# DATA SHOWN
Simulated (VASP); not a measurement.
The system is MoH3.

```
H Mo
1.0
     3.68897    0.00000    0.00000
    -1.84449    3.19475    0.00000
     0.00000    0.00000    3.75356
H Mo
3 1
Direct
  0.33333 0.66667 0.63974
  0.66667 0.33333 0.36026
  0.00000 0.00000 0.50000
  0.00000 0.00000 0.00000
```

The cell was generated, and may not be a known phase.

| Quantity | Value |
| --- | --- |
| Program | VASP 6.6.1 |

# WORK INSTRUCTION
A complete, exact transcription of the data above is the required answer.

# EXERCISE SOLUTION
Simulated (VASP); not a measurement.
The system is MoH3.

```
H Mo
1.0
     3.68897    0.00000    0.00000
    -1.84449    3.19475    0.00000
     0.00000    0.00000    3.75356
H Mo
3 1
Direct
  0.33333 0.66667 0.63974
  0.66667 0.33333 0.36026
  0.00000 0.00000 0.50000
  0.00000 0.00000 0.00000
```

The cell was generated, and may not be a known phase.

| Quantity | Value |
| --- | --- |
| Program | VASP 6.6.1 |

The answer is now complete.